#### Work order
Beneath this instruction is a block of data; output from it exactly the lines that run from the one containing "Q: Put these" through the one containing "The reference isn't", inclusive.

#### Record extracts
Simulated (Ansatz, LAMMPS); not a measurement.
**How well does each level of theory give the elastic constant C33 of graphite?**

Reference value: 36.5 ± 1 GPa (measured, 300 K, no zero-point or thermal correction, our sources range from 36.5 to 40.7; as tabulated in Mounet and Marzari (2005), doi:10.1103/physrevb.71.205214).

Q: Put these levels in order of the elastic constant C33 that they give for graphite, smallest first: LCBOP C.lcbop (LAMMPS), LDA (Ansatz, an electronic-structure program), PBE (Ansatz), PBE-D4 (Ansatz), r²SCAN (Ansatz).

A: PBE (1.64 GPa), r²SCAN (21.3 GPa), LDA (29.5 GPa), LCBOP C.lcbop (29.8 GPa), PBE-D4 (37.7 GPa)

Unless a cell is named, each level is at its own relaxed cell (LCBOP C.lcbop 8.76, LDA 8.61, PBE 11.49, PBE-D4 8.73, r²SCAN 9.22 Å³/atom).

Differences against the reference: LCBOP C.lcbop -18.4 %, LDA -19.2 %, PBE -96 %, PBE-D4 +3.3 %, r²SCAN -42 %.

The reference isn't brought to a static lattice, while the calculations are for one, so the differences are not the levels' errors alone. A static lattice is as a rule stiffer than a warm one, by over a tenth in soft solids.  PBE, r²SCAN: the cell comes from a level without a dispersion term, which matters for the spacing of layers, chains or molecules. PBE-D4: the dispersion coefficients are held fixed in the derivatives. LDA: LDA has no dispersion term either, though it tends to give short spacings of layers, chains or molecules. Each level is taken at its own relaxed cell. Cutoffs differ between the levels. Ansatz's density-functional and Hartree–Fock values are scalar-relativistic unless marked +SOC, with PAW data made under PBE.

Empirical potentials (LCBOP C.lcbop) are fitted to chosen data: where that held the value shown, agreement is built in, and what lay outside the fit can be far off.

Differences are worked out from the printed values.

#### Exercise answer
Q: Put these levels in order of the elastic constant C33 that they give for graphite, smallest first: LCBOP C.lcbop (LAMMPS), LDA (Ansatz, an electronic-structure program), PBE (Ansatz), PBE-D4 (Ansatz), r²SCAN (Ansatz).

A: PBE (1.64 GPa), r²SCAN (21.3 GPa), LDA (29.5 GPa), LCBOP C.lcbop (29.8 GPa), PBE-D4 (37.7 GPa)

Unless a cell is named, each level is at its own relaxed cell (LCBOP C.lcbop 8.76, LDA 8.61, PBE 11.49, PBE-D4 8.73, r²SCAN 9.22 Å³/atom).

Differences against the reference: LCBOP C.lcbop -18.4 %, LDA -19.2 %, PBE -96 %, PBE-D4 +3.3 %, r²SCAN -42 %.

The reference isn't brought to a static lattice, while the calculations are for one, so the differences are not the levels' errors alone. A static lattice is as a rule stiffer than a warm one, by over a tenth in soft solids.  PBE, r²SCAN: the cell comes from a level without a dispersion term, which matters for the spacing of layers, chains or molecules. PBE-D4: the dispersion coefficients are held fixed in the derivatives. LDA: LDA has no dispersion term either, though it tends to give short spacings of layers, chains or molecules. Each level is taken at its own relaxed cell. Cutoffs differ between the levels. Ansatz's density-functional and Hartree–Fock values are scalar-relativistic unless marked +SOC, with PAW data made under PBE.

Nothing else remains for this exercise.